Please return, with no alterations, the lines below from the very first through the one that contains "1.198 | 74.19 |".

---- STUDY MATERIAL

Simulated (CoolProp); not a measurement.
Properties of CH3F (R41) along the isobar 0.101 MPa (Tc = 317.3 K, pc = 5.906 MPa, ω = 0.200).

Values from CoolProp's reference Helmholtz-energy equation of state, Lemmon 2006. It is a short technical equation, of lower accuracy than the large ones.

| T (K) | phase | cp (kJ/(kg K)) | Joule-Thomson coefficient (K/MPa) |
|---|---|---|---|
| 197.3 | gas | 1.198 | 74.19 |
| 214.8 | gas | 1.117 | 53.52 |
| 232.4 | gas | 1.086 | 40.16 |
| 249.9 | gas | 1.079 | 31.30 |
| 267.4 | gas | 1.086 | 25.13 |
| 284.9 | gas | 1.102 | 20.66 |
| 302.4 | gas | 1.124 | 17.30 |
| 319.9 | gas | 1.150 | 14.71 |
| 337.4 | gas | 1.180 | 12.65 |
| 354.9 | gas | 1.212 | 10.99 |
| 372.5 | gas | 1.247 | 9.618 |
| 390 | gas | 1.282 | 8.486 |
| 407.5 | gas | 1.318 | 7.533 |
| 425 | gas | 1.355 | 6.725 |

--------

# EXERCISE OUTPUT
Simulated (CoolProp); not a measurement.
Properties of CH3F (R41) along the isobar 0.101 MPa (Tc = 317.3 K, pc = 5.906 MPa, ω = 0.200).

Values from CoolProp's reference Helmholtz-energy equation of state, Lemmon 2006. It is a short technical equation, of lower accuracy than the large ones.

| T (K) | phase | cp (kJ/(kg K)) | Joule-Thomson coefficient (K/MPa) |
|---|---|---|---|
| 197.3 | gas | 1.198 | 74.19 |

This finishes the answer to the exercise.